+ + + + +
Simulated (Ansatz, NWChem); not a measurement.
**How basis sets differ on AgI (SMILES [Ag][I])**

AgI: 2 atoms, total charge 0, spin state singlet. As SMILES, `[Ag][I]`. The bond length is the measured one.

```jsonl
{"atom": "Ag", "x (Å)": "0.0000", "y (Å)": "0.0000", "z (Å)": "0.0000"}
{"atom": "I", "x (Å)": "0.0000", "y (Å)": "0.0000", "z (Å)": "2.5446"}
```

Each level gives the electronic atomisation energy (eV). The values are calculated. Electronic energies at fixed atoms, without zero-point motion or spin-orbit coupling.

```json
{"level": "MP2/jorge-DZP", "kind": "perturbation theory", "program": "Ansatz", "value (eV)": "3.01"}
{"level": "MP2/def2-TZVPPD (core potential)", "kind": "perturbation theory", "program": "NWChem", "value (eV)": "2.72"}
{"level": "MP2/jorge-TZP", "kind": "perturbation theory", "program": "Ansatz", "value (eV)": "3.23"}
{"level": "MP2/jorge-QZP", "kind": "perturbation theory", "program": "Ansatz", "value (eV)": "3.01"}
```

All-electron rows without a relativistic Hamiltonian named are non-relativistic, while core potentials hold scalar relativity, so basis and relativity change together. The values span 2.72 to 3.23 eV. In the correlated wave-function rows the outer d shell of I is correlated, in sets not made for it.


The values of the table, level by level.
+ + + + +

__WORK TASK__: Could you repeat exactly the lines in the listing above from the one with "AgI: 2 atoms, total" down to the one with "All-electron rows without"? Include both of those lines.

__EXERCISE OUTPUT__:
AgI: 2 atoms, total charge 0, spin state singlet. As SMILES, `[Ag][I]`. The bond length is the measured one.

```jsonl
{"atom": "Ag", "x (Å)": "0.0000", "y (Å)": "0.0000", "z (Å)": "0.0000"}
{"atom": "I", "x (Å)": "0.0000", "y (Å)": "0.0000", "z (Å)": "2.5446"}
```

Each level gives the electronic atomisation energy (eV). The values are calculated. Electronic energies at fixed atoms, without zero-point motion or spin-orbit coupling.

```json
{"level": "MP2/jorge-DZP", "kind": "perturbation theory", "program": "Ansatz", "value (eV)": "3.01"}
{"level": "MP2/def2-TZVPPD (core potential)", "kind": "perturbation theory", "program": "NWChem", "value (eV)": "2.72"}
{"level": "MP2/jorge-TZP", "kind": "perturbation theory", "program": "Ansatz", "value (eV)": "3.23"}
{"level": "MP2/jorge-QZP", "kind": "perturbation theory", "program": "Ansatz", "value (eV)": "3.01"}
```

All-electron rows without a relativistic Hamiltonian named are non-relativistic, while core potentials hold scalar relativity, so basis and relativity change together. The values span 2.72 to 3.23 eV. In the correlated wave-function rows the outer d shell of I is correlated, in sets not made for it.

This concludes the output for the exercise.